» **SUPPLIED DATA**
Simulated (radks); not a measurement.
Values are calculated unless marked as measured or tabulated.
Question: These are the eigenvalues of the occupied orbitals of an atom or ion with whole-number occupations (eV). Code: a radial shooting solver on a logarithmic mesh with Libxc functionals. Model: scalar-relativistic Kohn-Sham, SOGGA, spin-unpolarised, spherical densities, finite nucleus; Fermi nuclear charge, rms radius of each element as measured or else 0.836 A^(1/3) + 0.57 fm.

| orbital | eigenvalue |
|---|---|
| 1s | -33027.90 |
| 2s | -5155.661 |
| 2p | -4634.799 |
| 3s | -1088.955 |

» **WORK ITEM**
Every entry, from first to last, should be written out exactly.

» **ANSWER SECTION**
Simulated (radks); not a measurement.
Values are calculated unless marked as measured or tabulated.
Question: These are the eigenvalues of the occupied orbitals of an atom or ion with whole-number occupations (eV). Code: a radial shooting solver on a logarithmic mesh with Libxc functionals. Model: scalar-relativistic Kohn-Sham, SOGGA, spin-unpolarised, spherical densities, finite nucleus; Fermi nuclear charge, rms radius of each element as measured or else 0.836 A^(1/3) + 0.57 fm.

| orbital | eigenvalue |
|---|---|
| 1s | -33027.90 |
| 2s | -5155.661 |
| 2p | -4634.799 |
| 3s | -1088.955 |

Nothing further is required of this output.